- - - -
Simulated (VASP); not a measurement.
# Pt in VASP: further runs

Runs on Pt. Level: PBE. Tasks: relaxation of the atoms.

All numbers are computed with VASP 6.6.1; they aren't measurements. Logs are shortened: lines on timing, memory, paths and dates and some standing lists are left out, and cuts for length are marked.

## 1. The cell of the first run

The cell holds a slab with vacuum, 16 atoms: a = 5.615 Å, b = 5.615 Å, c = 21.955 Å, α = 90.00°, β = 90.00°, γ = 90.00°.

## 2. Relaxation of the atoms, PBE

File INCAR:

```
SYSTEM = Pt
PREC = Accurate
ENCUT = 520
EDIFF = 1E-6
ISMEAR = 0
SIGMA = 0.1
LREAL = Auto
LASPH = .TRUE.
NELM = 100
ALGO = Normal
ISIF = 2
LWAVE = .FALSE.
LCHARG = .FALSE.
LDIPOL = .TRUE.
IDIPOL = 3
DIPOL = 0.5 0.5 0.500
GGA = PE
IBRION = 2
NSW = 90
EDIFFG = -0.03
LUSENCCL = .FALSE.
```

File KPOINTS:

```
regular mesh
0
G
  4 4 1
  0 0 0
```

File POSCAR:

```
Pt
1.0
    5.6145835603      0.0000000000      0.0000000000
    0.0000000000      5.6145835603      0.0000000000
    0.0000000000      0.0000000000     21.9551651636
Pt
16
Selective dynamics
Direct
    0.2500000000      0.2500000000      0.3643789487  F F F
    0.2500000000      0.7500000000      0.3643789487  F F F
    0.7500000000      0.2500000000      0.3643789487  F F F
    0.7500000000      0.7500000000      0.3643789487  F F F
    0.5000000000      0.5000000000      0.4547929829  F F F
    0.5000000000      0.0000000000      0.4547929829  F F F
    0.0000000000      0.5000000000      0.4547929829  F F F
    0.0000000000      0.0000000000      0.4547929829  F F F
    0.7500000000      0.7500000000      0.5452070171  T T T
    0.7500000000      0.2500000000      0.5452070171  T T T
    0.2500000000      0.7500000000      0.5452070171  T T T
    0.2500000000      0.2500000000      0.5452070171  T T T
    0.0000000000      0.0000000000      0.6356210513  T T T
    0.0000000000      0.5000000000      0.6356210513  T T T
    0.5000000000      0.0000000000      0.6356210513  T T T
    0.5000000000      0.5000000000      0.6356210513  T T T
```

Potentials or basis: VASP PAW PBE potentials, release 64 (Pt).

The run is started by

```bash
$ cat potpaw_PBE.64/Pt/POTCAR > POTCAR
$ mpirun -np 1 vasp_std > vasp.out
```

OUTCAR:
- - - -

Find where the line with "## 1. The cell of the first run" sits in the material above, then copy exactly from it through the line with "The run is started by". Add no other line.

## 1. The cell of the first run

The cell holds a slab with vacuum, 16 atoms: a = 5.615 Å, b = 5.615 Å, c = 21.955 Å, α = 90.00°, β = 90.00°, γ = 90.00°.

## 2. Relaxation of the atoms, PBE

File INCAR:

```
SYSTEM = Pt
PREC = Accurate
ENCUT = 520
EDIFF = 1E-6
ISMEAR = 0
SIGMA = 0.1
LREAL = Auto
LASPH = .TRUE.
NELM = 100
ALGO = Normal
ISIF = 2
LWAVE = .FALSE.
LCHARG = .FALSE.
LDIPOL = .TRUE.
IDIPOL = 3
DIPOL = 0.5 0.5 0.500
GGA = PE
IBRION = 2
NSW = 90
EDIFFG = -0.03
LUSENCCL = .FALSE.
```

File KPOINTS:

```
regular mesh
0
G
  4 4 1
  0 0 0
```

File POSCAR:

```
Pt
1.0
    5.6145835603      0.0000000000      0.0000000000
    0.0000000000      5.6145835603      0.0000000000
    0.0000000000      0.0000000000     21.9551651636
Pt
16
Selective dynamics
Direct
    0.2500000000      0.2500000000      0.3643789487  F F F
    0.2500000000      0.7500000000      0.3643789487  F F F
    0.7500000000      0.2500000000      0.3643789487  F F F
    0.7500000000      0.7500000000      0.3643789487  F F F
    0.5000000000      0.5000000000      0.4547929829  F F F
    0.5000000000      0.0000000000      0.4547929829  F F F
    0.0000000000      0.5000000000      0.4547929829  F F F
    0.0000000000      0.0000000000      0.4547929829  F F F
    0.7500000000      0.7500000000      0.5452070171  T T T
    0.7500000000      0.2500000000      0.5452070171  T T T
    0.2500000000      0.7500000000      0.5452070171  T T T
    0.2500000000      0.2500000000      0.5452070171  T T T
    0.0000000000      0.0000000000      0.6356210513  T T T
    0.0000000000      0.5000000000      0.6356210513  T T T
    0.5000000000      0.0000000000      0.6356210513  T T T
    0.5000000000      0.5000000000      0.6356210513  T T T
```

Potentials or basis: VASP PAW PBE potentials, release 64 (Pt).

The run is started by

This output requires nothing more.